● **ACTION ITEM**: Repeat exactly the opening lines of the records, ending with the line that contains "Solution. jorge-DZP-DKH: +5.0".

+-------+
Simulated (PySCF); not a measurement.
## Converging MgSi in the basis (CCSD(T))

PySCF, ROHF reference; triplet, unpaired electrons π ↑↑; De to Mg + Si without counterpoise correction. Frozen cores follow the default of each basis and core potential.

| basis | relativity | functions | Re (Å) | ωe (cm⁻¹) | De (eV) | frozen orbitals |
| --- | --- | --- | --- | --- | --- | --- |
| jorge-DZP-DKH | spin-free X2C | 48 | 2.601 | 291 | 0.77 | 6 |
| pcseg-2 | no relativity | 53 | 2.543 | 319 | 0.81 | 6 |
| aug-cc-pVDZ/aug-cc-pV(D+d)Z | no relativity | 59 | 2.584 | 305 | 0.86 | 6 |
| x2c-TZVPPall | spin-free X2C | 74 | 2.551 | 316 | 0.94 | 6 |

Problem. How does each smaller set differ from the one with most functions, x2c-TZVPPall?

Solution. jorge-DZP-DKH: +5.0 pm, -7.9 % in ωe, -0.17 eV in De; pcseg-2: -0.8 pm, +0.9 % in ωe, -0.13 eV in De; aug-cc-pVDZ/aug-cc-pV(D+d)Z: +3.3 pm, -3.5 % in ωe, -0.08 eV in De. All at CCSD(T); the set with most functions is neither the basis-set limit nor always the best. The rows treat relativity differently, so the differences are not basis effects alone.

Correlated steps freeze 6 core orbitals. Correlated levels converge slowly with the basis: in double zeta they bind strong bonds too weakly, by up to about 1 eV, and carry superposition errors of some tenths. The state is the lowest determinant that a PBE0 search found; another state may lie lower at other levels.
+-------+

● **TASK RESULT**:
Simulated (PySCF); not a measurement.
## Converging MgSi in the basis (CCSD(T))

PySCF, ROHF reference; triplet, unpaired electrons π ↑↑; De to Mg + Si without counterpoise correction. Frozen cores follow the default of each basis and core potential.

| basis | relativity | functions | Re (Å) | ωe (cm⁻¹) | De (eV) | frozen orbitals |
| --- | --- | --- | --- | --- | --- | --- |
| jorge-DZP-DKH | spin-free X2C | 48 | 2.601 | 291 | 0.77 | 6 |
| pcseg-2 | no relativity | 53 | 2.543 | 319 | 0.81 | 6 |
| aug-cc-pVDZ/aug-cc-pV(D+d)Z | no relativity | 59 | 2.584 | 305 | 0.86 | 6 |
| x2c-TZVPPall | spin-free X2C | 74 | 2.551 | 316 | 0.94 | 6 |

Problem. How does each smaller set differ from the one with most functions, x2c-TZVPPall?

Solution. jorge-DZP-DKH: +5.0 pm, -7.9 % in ωe, -0.17 eV in De; pcseg-2: -0.8 pm, +0.9 % in ωe, -0.13 eV in De; aug-cc-pVDZ/aug-cc-pV(D+d)Z: +3.3 pm, -3.5 % in ωe, -0.08 eV in De. All at CCSD(T); the set with most functions is neither the basis-set limit nor always the best. The rows treat relativity differently, so the differences are not basis effects alone.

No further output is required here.